▶ [Brief]: In the entries below, find the line with "Species: CHF3." and the line with "The computed dipoles". Return those two lines and all lines between them, exactly.

▶ [Source material]:
[Start of section]

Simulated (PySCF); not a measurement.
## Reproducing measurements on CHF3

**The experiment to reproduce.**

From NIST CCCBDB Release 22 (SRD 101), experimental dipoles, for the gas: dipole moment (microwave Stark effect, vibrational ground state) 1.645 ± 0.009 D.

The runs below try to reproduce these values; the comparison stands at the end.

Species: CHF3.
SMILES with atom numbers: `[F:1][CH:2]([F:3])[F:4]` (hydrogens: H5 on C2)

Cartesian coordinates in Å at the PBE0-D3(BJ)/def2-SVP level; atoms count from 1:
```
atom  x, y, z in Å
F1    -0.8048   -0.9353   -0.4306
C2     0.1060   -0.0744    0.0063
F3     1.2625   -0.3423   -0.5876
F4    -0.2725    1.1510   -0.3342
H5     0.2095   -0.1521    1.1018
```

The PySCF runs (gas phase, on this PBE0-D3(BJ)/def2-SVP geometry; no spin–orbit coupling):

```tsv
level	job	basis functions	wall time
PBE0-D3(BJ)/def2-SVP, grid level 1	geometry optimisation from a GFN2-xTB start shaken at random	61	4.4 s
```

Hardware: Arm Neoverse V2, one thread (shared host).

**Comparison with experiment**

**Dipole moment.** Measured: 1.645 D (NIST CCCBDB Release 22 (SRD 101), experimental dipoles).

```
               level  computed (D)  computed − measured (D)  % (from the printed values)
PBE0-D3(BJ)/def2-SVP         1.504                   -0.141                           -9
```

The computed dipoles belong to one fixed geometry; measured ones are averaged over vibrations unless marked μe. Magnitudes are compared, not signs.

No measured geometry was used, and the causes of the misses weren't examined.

[End of section]

▶ [Answer section]:
Species: CHF3.
SMILES with atom numbers: `[F:1][CH:2]([F:3])[F:4]` (hydrogens: H5 on C2)

Cartesian coordinates in Å at the PBE0-D3(BJ)/def2-SVP level; atoms count from 1:
```
atom  x, y, z in Å
F1    -0.8048   -0.9353   -0.4306
C2     0.1060   -0.0744    0.0063
F3     1.2625   -0.3423   -0.5876
F4    -0.2725    1.1510   -0.3342
H5     0.2095   -0.1521    1.1018
```

The PySCF runs (gas phase, on this PBE0-D3(BJ)/def2-SVP geometry; no spin–orbit coupling):

```tsv
level	job	basis functions	wall time
PBE0-D3(BJ)/def2-SVP, grid level 1	geometry optimisation from a GFN2-xTB start shaken at random	61	4.4 s
```

Hardware: Arm Neoverse V2, one thread (shared host).

**Comparison with experiment**

**Dipole moment.** Measured: 1.645 D (NIST CCCBDB Release 22 (SRD 101), experimental dipoles).

```
               level  computed (D)  computed − measured (D)  % (from the printed values)
PBE0-D3(BJ)/def2-SVP         1.504                   -0.141                           -9
```

The computed dipoles belong to one fixed geometry; measured ones are averaged over vibrations unless marked μe. Magnitudes are compared, not signs.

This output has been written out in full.